Top of INFORMATION SHOWN
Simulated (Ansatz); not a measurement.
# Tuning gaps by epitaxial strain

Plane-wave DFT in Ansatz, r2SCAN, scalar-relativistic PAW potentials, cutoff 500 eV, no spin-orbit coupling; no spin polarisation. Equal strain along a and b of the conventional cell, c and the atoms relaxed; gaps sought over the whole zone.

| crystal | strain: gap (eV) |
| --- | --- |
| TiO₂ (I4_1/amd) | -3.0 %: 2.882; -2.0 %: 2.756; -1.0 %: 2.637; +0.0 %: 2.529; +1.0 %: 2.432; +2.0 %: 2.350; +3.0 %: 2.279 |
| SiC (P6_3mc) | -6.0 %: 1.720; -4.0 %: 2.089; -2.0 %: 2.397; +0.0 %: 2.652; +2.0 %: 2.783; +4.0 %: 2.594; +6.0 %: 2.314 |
Bottom of INFORMATION SHOWN

Every line of the material above must be set down again exactly.

Simulated (Ansatz); not a measurement.
# Tuning gaps by epitaxial strain

Plane-wave DFT in Ansatz, r2SCAN, scalar-relativistic PAW potentials, cutoff 500 eV, no spin-orbit coupling; no spin polarisation. Equal strain along a and b of the conventional cell, c and the atoms relaxed; gaps sought over the whole zone.

| crystal | strain: gap (eV) |
| --- | --- |
| TiO₂ (I4_1/amd) | -3.0 %: 2.882; -2.0 %: 2.756; -1.0 %: 2.637; +0.0 %: 2.529; +1.0 %: 2.432; +2.0 %: 2.350; +3.0 %: 2.279 |
| SiC (P6_3mc) | -6.0 %: 1.720; -4.0 %: 2.089; -2.0 %: 2.397; +0.0 %: 2.652; +2.0 %: 2.783; +4.0 %: 2.594; +6.0 %: 2.314 |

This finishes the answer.